→ Work request: Write out exactly the lines of the material below, beginning at the top and ending at the line that contains "Caveat: the k".

◆ ◆ ◆ ◆

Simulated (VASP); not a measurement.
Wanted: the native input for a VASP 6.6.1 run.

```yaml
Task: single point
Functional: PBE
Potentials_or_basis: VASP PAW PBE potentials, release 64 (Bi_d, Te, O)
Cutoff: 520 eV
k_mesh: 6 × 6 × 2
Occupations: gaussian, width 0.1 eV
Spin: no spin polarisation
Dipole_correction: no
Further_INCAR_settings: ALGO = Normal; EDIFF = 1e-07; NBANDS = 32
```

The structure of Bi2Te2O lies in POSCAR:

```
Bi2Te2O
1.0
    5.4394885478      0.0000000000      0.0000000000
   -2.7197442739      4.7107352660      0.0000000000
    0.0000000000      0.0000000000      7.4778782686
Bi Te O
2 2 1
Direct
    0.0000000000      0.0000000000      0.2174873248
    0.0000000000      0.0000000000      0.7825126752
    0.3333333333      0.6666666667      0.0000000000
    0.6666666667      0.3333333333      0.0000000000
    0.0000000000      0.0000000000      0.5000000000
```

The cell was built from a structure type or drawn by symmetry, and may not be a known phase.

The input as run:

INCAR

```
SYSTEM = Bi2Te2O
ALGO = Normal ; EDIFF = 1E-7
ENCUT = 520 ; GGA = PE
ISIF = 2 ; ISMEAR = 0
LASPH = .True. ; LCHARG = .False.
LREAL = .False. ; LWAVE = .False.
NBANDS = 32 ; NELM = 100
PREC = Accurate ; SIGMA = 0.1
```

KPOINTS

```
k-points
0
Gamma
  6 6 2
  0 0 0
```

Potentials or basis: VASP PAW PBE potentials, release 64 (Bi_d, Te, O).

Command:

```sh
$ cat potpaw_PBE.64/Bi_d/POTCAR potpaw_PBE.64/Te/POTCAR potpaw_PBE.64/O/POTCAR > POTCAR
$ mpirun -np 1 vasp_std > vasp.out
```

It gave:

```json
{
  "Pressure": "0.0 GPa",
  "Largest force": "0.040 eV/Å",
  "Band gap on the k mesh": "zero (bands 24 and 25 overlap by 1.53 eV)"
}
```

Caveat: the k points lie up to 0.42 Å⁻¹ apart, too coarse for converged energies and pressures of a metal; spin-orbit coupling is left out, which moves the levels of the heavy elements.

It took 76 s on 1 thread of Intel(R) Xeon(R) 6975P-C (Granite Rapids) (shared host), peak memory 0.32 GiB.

◆ ◆ ◆ ◆

→ Result:
Simulated (VASP); not a measurement.
Wanted: the native input for a VASP 6.6.1 run.

```yaml
Task: single point
Functional: PBE
Potentials_or_basis: VASP PAW PBE potentials, release 64 (Bi_d, Te, O)
Cutoff: 520 eV
k_mesh: 6 × 6 × 2
Occupations: gaussian, width 0.1 eV
Spin: no spin polarisation
Dipole_correction: no
Further_INCAR_settings: ALGO = Normal; EDIFF = 1e-07; NBANDS = 32
```

The structure of Bi2Te2O lies in POSCAR:

```
Bi2Te2O
1.0
    5.4394885478      0.0000000000      0.0000000000
   -2.7197442739      4.7107352660      0.0000000000
    0.0000000000      0.0000000000      7.4778782686
Bi Te O
2 2 1
Direct
    0.0000000000      0.0000000000      0.2174873248
    0.0000000000      0.0000000000      0.7825126752
    0.3333333333      0.6666666667      0.0000000000
    0.6666666667      0.3333333333      0.0000000000
    0.0000000000      0.0000000000      0.5000000000
```

The cell was built from a structure type or drawn by symmetry, and may not be a known phase.

The input as run:

INCAR

```
SYSTEM = Bi2Te2O
ALGO = Normal ; EDIFF = 1E-7
ENCUT = 520 ; GGA = PE
ISIF = 2 ; ISMEAR = 0
LASPH = .True. ; LCHARG = .False.
LREAL = .False. ; LWAVE = .False.
NBANDS = 32 ; NELM = 100
PREC = Accurate ; SIGMA = 0.1
```

KPOINTS

```
k-points
0
Gamma
  6 6 2
  0 0 0
```

Potentials or basis: VASP PAW PBE potentials, release 64 (Bi_d, Te, O).

Command:

```sh
$ cat potpaw_PBE.64/Bi_d/POTCAR potpaw_PBE.64/Te/POTCAR potpaw_PBE.64/O/POTCAR > POTCAR
$ mpirun -np 1 vasp_std > vasp.out
```

It gave:

```json
{
  "Pressure": "0.0 GPa",
  "Largest force": "0.040 eV/Å",
  "Band gap on the k mesh": "zero (bands 24 and 25 overlap by 1.53 eV)"
}
```

Caveat: the k points lie up to 0.42 Å⁻¹ apart, too coarse for converged energies and pressures of a metal; spin-orbit coupling is left out, which moves the levels of the heavy elements.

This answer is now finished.